[[ Study material open ]]

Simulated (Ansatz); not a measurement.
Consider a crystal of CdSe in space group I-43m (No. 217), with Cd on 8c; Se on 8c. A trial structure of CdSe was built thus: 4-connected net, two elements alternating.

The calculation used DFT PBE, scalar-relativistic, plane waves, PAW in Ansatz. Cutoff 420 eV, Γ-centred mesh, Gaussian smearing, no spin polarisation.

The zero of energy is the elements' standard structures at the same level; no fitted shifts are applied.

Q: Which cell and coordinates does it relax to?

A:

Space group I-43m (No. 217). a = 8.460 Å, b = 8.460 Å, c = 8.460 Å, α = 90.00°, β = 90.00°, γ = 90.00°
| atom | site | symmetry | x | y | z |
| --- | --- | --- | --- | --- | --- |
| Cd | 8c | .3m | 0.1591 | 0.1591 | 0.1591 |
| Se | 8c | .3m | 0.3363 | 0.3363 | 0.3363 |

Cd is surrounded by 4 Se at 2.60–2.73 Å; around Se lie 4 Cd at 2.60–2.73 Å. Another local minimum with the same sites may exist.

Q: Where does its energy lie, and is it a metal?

[[ Study material closed ]]

Activity
Every record above must be printed again exactly.

Answer section
Simulated (Ansatz); not a measurement.
Consider a crystal of CdSe in space group I-43m (No. 217), with Cd on 8c; Se on 8c. A trial structure of CdSe was built thus: 4-connected net, two elements alternating.

The calculation used DFT PBE, scalar-relativistic, plane waves, PAW in Ansatz. Cutoff 420 eV, Γ-centred mesh, Gaussian smearing, no spin polarisation.

The zero of energy is the elements' standard structures at the same level; no fitted shifts are applied.

Q: Which cell and coordinates does it relax to?

A:

Space group I-43m (No. 217). a = 8.460 Å, b = 8.460 Å, c = 8.460 Å, α = 90.00°, β = 90.00°, γ = 90.00°
| atom | site | symmetry | x | y | z |
| --- | --- | --- | --- | --- | --- |
| Cd | 8c | .3m | 0.1591 | 0.1591 | 0.1591 |
| Se | 8c | .3m | 0.3363 | 0.3363 | 0.3363 |

Cd is surrounded by 4 Se at 2.60–2.73 Å; around Se lie 4 Cd at 2.60–2.73 Å. Another local minimum with the same sites may exist.

Q: Where does its energy lie, and is it a metal?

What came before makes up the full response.